**Work request:** Each entry, from beginning to end, is to be transcribed verbatim.

**Study material:**
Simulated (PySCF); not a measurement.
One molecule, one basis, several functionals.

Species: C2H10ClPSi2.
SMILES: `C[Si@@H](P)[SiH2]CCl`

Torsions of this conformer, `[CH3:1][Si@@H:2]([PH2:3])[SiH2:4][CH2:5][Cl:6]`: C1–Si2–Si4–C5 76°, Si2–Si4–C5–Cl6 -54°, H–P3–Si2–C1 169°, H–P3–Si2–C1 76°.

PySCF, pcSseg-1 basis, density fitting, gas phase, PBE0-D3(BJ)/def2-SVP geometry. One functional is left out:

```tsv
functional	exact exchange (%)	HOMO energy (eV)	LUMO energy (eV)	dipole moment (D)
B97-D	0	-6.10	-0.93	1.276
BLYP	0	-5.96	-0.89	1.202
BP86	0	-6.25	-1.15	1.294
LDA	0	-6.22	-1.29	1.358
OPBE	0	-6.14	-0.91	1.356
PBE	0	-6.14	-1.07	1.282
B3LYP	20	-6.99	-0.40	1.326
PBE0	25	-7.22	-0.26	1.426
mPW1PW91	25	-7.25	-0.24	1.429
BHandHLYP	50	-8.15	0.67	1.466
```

**Response:**
Simulated (PySCF); not a measurement.
One molecule, one basis, several functionals.

Species: C2H10ClPSi2.
SMILES: `C[Si@@H](P)[SiH2]CCl`

Torsions of this conformer, `[CH3:1][Si@@H:2]([PH2:3])[SiH2:4][CH2:5][Cl:6]`: C1–Si2–Si4–C5 76°, Si2–Si4–C5–Cl6 -54°, H–P3–Si2–C1 169°, H–P3–Si2–C1 76°.

PySCF, pcSseg-1 basis, density fitting, gas phase, PBE0-D3(BJ)/def2-SVP geometry. One functional is left out:

```tsv
functional	exact exchange (%)	HOMO energy (eV)	LUMO energy (eV)	dipole moment (D)
B97-D	0	-6.10	-0.93	1.276
BLYP	0	-5.96	-0.89	1.202
BP86	0	-6.25	-1.15	1.294
LDA	0	-6.22	-1.29	1.358
OPBE	0	-6.14	-0.91	1.356
PBE	0	-6.14	-1.07	1.282
B3LYP	20	-6.99	-0.40	1.326
PBE0	25	-7.22	-0.26	1.426
mPW1PW91	25	-7.25	-0.24	1.429
BHandHLYP	50	-8.15	0.67	1.466
```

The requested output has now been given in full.